* **Assigned task**:
Reproduce the data exactly.

※
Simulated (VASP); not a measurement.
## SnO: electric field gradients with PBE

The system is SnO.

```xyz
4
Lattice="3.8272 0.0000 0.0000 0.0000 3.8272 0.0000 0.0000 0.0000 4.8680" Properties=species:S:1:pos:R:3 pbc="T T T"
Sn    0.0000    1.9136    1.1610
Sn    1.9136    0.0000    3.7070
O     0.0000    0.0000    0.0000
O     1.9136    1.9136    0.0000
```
※

* **Result**:
Simulated (VASP); not a measurement.
## SnO: electric field gradients with PBE

The system is SnO.

```xyz
4
Lattice="3.8272 0.0000 0.0000 0.0000 3.8272 0.0000 0.0000 0.0000 4.8680" Properties=species:S:1:pos:R:3 pbc="T T T"
Sn    0.0000    1.9136    1.1610
Sn    1.9136    0.0000    3.7070
O     0.0000    0.0000    0.0000
O     1.9136    1.9136    0.0000
```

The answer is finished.